• Extracted entries
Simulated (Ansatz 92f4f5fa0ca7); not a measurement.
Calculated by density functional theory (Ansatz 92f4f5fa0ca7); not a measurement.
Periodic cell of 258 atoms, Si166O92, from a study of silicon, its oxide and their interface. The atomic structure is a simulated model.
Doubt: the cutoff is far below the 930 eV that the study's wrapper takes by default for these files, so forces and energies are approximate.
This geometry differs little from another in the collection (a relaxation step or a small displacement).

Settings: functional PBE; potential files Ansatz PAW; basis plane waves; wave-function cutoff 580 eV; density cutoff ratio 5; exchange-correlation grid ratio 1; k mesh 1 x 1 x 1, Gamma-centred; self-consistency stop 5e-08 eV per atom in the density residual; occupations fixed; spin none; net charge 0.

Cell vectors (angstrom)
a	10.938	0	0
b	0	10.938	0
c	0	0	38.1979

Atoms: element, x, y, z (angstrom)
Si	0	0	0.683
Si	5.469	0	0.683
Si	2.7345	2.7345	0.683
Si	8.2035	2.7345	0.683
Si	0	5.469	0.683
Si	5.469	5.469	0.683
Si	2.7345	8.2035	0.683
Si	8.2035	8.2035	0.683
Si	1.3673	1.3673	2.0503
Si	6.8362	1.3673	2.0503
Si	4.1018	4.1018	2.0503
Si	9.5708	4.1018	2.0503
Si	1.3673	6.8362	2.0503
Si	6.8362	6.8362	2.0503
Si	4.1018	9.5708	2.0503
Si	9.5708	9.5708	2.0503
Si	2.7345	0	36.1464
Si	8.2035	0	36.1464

• Work item
Reproduce only the lines from the top of the material through the one bearing "Periodic cell of", each exactly as it stands.

• Solution
Simulated (Ansatz 92f4f5fa0ca7); not a measurement.
Calculated by density functional theory (Ansatz 92f4f5fa0ca7); not a measurement.
Periodic cell of 258 atoms, Si166O92, from a study of silicon, its oxide and their interface. The atomic structure is a simulated model.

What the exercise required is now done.